Recorded data:
Segment Open

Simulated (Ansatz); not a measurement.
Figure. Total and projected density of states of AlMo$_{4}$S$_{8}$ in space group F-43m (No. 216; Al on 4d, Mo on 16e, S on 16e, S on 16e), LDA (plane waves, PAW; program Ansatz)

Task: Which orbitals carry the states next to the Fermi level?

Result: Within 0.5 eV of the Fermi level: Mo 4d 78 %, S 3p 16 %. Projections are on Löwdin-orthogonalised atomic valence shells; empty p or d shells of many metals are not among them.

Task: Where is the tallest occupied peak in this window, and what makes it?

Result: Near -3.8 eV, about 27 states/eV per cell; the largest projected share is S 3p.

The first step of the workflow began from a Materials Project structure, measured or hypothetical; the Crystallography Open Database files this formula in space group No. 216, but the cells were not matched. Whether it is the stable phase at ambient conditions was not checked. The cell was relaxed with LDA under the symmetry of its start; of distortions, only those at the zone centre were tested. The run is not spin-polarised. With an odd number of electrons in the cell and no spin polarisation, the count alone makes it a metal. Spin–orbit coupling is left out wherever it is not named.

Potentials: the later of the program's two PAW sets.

Segment Closed

Work item: Write the entries out again verbatim, every one of them.

Answer area:
Simulated (Ansatz); not a measurement.
Figure. Total and projected density of states of AlMo$_{4}$S$_{8}$ in space group F-43m (No. 216; Al on 4d, Mo on 16e, S on 16e, S on 16e), LDA (plane waves, PAW; program Ansatz)

Task: Which orbitals carry the states next to the Fermi level?

Result: Within 0.5 eV of the Fermi level: Mo 4d 78 %, S 3p 16 %. Projections are on Löwdin-orthogonalised atomic valence shells; empty p or d shells of many metals are not among them.

Task: Where is the tallest occupied peak in this window, and what makes it?

Result: Near -3.8 eV, about 27 states/eV per cell; the largest projected share is S 3p.

The first step of the workflow began from a Materials Project structure, measured or hypothetical; the Crystallography Open Database files this formula in space group No. 216, but the cells were not matched. Whether it is the stable phase at ambient conditions was not checked. The cell was relaxed with LDA under the symmetry of its start; of distortions, only those at the zone centre were tested. The run is not spin-polarised. With an odd number of electrons in the cell and no spin polarisation, the count alone makes it a metal. Spin–orbit coupling is left out wherever it is not named.

Potentials: the later of the program's two PAW sets.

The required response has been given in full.